----- Data to examine

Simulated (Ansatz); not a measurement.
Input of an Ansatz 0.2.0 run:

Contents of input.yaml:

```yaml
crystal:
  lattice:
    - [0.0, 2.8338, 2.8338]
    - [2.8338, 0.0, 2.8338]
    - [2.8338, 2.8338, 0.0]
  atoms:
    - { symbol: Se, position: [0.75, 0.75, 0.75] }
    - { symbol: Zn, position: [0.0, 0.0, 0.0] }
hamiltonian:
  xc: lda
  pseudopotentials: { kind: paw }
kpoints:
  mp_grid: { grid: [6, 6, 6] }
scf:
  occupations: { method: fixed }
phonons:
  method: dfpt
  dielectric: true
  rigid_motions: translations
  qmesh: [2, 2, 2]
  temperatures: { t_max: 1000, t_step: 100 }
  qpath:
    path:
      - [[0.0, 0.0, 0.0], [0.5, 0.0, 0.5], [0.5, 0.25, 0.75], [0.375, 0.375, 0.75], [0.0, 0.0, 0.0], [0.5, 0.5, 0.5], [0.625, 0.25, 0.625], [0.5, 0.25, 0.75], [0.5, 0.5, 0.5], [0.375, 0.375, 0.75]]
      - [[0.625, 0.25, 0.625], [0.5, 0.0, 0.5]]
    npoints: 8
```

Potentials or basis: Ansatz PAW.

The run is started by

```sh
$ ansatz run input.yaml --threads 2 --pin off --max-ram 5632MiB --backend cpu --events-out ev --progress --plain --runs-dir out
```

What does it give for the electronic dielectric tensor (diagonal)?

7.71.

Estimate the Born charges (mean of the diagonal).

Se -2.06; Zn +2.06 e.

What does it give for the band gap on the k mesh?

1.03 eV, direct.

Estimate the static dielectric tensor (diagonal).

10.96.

----------

— Work task —
Without omitting anything, set down all the entries above again.

— Answer space —
Simulated (Ansatz); not a measurement.
Input of an Ansatz 0.2.0 run:

Contents of input.yaml:

```yaml
crystal:
  lattice:
    - [0.0, 2.8338, 2.8338]
    - [2.8338, 0.0, 2.8338]
    - [2.8338, 2.8338, 0.0]
  atoms:
    - { symbol: Se, position: [0.75, 0.75, 0.75] }
    - { symbol: Zn, position: [0.0, 0.0, 0.0] }
hamiltonian:
  xc: lda
  pseudopotentials: { kind: paw }
kpoints:
  mp_grid: { grid: [6, 6, 6] }
scf:
  occupations: { method: fixed }
phonons:
  method: dfpt
  dielectric: true
  rigid_motions: translations
  qmesh: [2, 2, 2]
  temperatures: { t_max: 1000, t_step: 100 }
  qpath:
    path:
      - [[0.0, 0.0, 0.0], [0.5, 0.0, 0.5], [0.5, 0.25, 0.75], [0.375, 0.375, 0.75], [0.0, 0.0, 0.0], [0.5, 0.5, 0.5], [0.625, 0.25, 0.625], [0.5, 0.25, 0.75], [0.5, 0.5, 0.5], [0.375, 0.375, 0.75]]
      - [[0.625, 0.25, 0.625], [0.5, 0.0, 0.5]]
    npoints: 8
```

Potentials or basis: Ansatz PAW.

The run is started by

```sh
$ ansatz run input.yaml --threads 2 --pin off --max-ram 5632MiB --backend cpu --events-out ev --progress --plain --runs-dir out
```

What does it give for the electronic dielectric tensor (diagonal)?

7.71.

Estimate the Born charges (mean of the diagonal).

Se -2.06; Zn +2.06 e.

What does it give for the band gap on the k mesh?

1.03 eV, direct.

Estimate the static dielectric tensor (diagonal).

10.96.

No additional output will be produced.